##########

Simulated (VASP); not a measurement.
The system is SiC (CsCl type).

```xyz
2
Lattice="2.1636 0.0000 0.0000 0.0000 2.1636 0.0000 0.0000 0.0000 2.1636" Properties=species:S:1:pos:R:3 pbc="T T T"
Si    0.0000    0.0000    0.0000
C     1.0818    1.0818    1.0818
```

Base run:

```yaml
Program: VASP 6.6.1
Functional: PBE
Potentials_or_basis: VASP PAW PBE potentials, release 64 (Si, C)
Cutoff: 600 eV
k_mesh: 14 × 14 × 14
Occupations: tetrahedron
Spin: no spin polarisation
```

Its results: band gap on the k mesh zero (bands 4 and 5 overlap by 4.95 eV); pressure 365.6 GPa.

##########

• **BRIEF**: Copy out all of the lines above exactly.

• **EXERCISE OUTPUT**:
Simulated (VASP); not a measurement.
The system is SiC (CsCl type).

```xyz
2
Lattice="2.1636 0.0000 0.0000 0.0000 2.1636 0.0000 0.0000 0.0000 2.1636" Properties=species:S:1:pos:R:3 pbc="T T T"
Si    0.0000    0.0000    0.0000
C     1.0818    1.0818    1.0818
```

Base run:

```yaml
Program: VASP 6.6.1
Functional: PBE
Potentials_or_basis: VASP PAW PBE potentials, release 64 (Si, C)
Cutoff: 600 eV
k_mesh: 14 × 14 × 14
Occupations: tetrahedron
Spin: no spin polarisation
```

Its results: band gap on the k mesh zero (bands 4 and 5 overlap by 4.95 eV); pressure 365.6 GPa.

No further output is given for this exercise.